**Supplied records:**
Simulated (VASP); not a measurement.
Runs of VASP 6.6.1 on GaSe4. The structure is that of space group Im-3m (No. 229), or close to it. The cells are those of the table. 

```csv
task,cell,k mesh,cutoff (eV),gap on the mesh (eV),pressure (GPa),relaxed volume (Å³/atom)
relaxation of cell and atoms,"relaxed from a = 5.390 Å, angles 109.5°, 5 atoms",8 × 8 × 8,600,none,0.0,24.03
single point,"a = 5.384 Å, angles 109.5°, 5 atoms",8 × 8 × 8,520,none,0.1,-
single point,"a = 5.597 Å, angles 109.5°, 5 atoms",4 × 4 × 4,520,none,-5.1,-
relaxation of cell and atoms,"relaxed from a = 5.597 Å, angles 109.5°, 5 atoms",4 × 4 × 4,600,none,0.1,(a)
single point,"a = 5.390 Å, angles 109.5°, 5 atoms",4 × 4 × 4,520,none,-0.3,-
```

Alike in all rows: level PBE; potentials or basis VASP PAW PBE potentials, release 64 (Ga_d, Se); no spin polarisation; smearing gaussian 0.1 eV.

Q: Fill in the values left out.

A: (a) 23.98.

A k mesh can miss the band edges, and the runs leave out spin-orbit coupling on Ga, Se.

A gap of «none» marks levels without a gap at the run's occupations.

**Work item:**
Please reproduce the lines from the line with "A: (a) 23.98." to the line with "A k mesh can", both ends included, exactly as they appear above.

**Task response:**
A: (a) 23.98.

A k mesh can miss the band edges, and the runs leave out spin-orbit coupling on Ga, Se.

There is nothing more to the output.